# [Requirement]
Word for word, set down every record that appears below.

----------------
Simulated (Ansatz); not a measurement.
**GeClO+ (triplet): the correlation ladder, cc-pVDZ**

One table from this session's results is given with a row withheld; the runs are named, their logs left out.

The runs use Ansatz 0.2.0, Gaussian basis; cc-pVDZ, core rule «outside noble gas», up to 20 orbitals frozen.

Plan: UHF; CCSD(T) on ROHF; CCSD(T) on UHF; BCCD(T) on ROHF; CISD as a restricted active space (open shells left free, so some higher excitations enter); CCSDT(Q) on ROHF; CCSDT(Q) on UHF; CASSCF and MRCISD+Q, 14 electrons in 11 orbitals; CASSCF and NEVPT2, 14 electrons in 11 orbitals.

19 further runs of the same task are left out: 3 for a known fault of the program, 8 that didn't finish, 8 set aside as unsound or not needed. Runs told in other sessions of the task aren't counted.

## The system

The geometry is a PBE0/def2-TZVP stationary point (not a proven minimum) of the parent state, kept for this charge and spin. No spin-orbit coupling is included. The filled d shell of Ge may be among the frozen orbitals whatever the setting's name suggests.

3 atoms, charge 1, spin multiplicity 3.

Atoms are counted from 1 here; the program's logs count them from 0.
----------------

# [Exercise output]
Simulated (Ansatz); not a measurement.
**GeClO+ (triplet): the correlation ladder, cc-pVDZ**

One table from this session's results is given with a row withheld; the runs are named, their logs left out.

The runs use Ansatz 0.2.0, Gaussian basis; cc-pVDZ, core rule «outside noble gas», up to 20 orbitals frozen.

Plan: UHF; CCSD(T) on ROHF; CCSD(T) on UHF; BCCD(T) on ROHF; CISD as a restricted active space (open shells left free, so some higher excitations enter); CCSDT(Q) on ROHF; CCSDT(Q) on UHF; CASSCF and MRCISD+Q, 14 electrons in 11 orbitals; CASSCF and NEVPT2, 14 electrons in 11 orbitals.

19 further runs of the same task are left out: 3 for a known fault of the program, 8 that didn't finish, 8 set aside as unsound or not needed. Runs told in other sessions of the task aren't counted.

## The system

The geometry is a PBE0/def2-TZVP stationary point (not a proven minimum) of the parent state, kept for this charge and spin. No spin-orbit coupling is included. The filled d shell of Ge may be among the frozen orbitals whatever the setting's name suggests.

3 atoms, charge 1, spin multiplicity 3.

Atoms are counted from 1 here; the program's logs count them from 0.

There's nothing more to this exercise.